• [WORK ORDER]
Each record below needs to be set down again exactly.

• [LISTED ENTRIES]

-.-.-

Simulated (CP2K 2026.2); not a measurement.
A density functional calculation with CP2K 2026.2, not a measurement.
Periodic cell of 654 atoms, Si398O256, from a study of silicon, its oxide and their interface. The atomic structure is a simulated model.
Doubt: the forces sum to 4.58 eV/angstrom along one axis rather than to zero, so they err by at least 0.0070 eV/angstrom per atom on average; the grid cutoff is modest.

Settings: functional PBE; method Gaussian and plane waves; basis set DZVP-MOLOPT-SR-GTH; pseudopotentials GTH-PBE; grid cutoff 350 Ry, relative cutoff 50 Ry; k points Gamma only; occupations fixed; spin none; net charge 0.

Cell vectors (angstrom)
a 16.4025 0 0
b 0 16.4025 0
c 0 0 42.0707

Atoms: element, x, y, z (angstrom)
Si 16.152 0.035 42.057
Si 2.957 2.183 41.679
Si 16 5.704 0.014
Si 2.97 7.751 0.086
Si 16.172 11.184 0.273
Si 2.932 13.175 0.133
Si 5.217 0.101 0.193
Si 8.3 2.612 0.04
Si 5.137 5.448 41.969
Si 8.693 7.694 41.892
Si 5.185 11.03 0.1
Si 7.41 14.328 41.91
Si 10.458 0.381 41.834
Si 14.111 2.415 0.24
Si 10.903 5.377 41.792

-.-.-

• [ANSWER SECTION]
Simulated (CP2K 2026.2); not a measurement.
A density functional calculation with CP2K 2026.2, not a measurement.
Periodic cell of 654 atoms, Si398O256, from a study of silicon, its oxide and their interface. The atomic structure is a simulated model.
Doubt: the forces sum to 4.58 eV/angstrom along one axis rather than to zero, so they err by at least 0.0070 eV/angstrom per atom on average; the grid cutoff is modest.

Settings: functional PBE; method Gaussian and plane waves; basis set DZVP-MOLOPT-SR-GTH; pseudopotentials GTH-PBE; grid cutoff 350 Ry, relative cutoff 50 Ry; k points Gamma only; occupations fixed; spin none; net charge 0.

Cell vectors (angstrom)
a 16.4025 0 0
b 0 16.4025 0
c 0 0 42.0707

Atoms: element, x, y, z (angstrom)
Si 16.152 0.035 42.057
Si 2.957 2.183 41.679
Si 16 5.704 0.014
Si 2.97 7.751 0.086
Si 16.172 11.184 0.273
Si 2.932 13.175 0.133
Si 5.217 0.101 0.193
Si 8.3 2.612 0.04
Si 5.137 5.448 41.969
Si 8.693 7.694 41.892
Si 5.185 11.03 0.1
Si 7.41 14.328 41.91
Si 10.458 0.381 41.834
Si 14.111 2.415 0.24
Si 10.903 5.377 41.792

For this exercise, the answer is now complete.